### Work request
Somewhere below are a line with "Potentials or basis: VASP" and a later line with "Task: Estimate the pressure.". Output exactly those lines and all lines between them.

### Entries provided
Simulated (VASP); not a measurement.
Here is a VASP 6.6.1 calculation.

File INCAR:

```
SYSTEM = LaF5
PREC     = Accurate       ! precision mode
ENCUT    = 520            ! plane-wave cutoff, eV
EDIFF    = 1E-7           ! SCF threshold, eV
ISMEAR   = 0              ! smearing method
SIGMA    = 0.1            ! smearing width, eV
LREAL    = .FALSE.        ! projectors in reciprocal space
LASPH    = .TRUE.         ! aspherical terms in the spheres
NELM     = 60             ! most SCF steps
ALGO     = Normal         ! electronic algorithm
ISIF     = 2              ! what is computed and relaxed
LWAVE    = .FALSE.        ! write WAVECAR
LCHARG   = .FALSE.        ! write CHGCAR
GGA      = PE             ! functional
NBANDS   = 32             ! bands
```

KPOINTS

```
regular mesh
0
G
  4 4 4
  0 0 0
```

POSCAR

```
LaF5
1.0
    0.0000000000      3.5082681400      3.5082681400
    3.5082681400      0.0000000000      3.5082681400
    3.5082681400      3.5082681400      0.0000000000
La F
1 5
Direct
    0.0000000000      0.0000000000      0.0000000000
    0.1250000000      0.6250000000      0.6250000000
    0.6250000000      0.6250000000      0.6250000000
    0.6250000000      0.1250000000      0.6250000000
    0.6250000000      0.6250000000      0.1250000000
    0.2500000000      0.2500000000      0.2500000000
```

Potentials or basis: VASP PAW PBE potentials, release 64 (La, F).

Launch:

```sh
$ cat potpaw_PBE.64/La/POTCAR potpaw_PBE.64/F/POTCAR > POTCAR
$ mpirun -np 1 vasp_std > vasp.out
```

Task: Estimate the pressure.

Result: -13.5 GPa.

### Answer area
Potentials or basis: VASP PAW PBE potentials, release 64 (La, F).

Launch:

```sh
$ cat potpaw_PBE.64/La/POTCAR potpaw_PBE.64/F/POTCAR > POTCAR
$ mpirun -np 1 vasp_std > vasp.out
```

Task: Estimate the pressure.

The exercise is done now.